§ **REQUIRED ACTION**
Repeat the data below with no changes.

§ **SUPPLIED MATERIAL**
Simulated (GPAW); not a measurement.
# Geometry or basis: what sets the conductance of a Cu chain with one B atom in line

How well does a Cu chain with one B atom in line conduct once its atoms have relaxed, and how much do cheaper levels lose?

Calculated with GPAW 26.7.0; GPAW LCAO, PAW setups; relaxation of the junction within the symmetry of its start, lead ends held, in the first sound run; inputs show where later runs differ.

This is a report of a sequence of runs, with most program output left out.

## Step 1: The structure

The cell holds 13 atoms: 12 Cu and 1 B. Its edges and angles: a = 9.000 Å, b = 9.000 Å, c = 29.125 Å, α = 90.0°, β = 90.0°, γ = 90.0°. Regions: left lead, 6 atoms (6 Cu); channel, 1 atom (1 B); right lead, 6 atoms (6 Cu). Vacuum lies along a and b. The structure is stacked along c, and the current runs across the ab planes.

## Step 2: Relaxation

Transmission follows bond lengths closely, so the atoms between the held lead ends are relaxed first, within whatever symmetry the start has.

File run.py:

§ **TASK ANSWER**
Simulated (GPAW); not a measurement.
# Geometry or basis: what sets the conductance of a Cu chain with one B atom in line

How well does a Cu chain with one B atom in line conduct once its atoms have relaxed, and how much do cheaper levels lose?

Calculated with GPAW 26.7.0; GPAW LCAO, PAW setups; relaxation of the junction within the symmetry of its start, lead ends held, in the first sound run; inputs show where later runs differ.

This is a report of a sequence of runs, with most program output left out.

## Step 1: The structure

The cell holds 13 atoms: 12 Cu and 1 B. Its edges and angles: a = 9.000 Å, b = 9.000 Å, c = 29.125 Å, α = 90.0°, β = 90.0°, γ = 90.0°. Regions: left lead, 6 atoms (6 Cu); channel, 1 atom (1 B); right lead, 6 atoms (6 Cu). Vacuum lies along a and b. The structure is stacked along c, and the current runs across the ab planes.

## Step 2: Relaxation

Transmission follows bond lengths closely, so the atoms between the held lead ends are relaxed first, within whatever symmetry the start has.

File run.py:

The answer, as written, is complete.